Material shown:
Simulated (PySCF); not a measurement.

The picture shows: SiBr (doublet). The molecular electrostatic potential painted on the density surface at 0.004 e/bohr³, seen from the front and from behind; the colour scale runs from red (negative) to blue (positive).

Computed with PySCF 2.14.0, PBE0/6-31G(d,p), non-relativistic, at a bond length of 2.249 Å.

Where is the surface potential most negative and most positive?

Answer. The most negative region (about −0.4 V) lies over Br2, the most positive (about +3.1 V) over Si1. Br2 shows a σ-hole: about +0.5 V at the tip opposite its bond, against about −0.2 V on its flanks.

Required action: Above are the records; please copy exactly their first line and each line after it through the line containing "Where is the", and no line after that.

Exercise result:
Simulated (PySCF); not a measurement.

The picture shows: SiBr (doublet). The molecular electrostatic potential painted on the density surface at 0.004 e/bohr³, seen from the front and from behind; the colour scale runs from red (negative) to blue (positive).

Computed with PySCF 2.14.0, PBE0/6-31G(d,p), non-relativistic, at a bond length of 2.249 Å.

Where is the surface potential most negative and most positive?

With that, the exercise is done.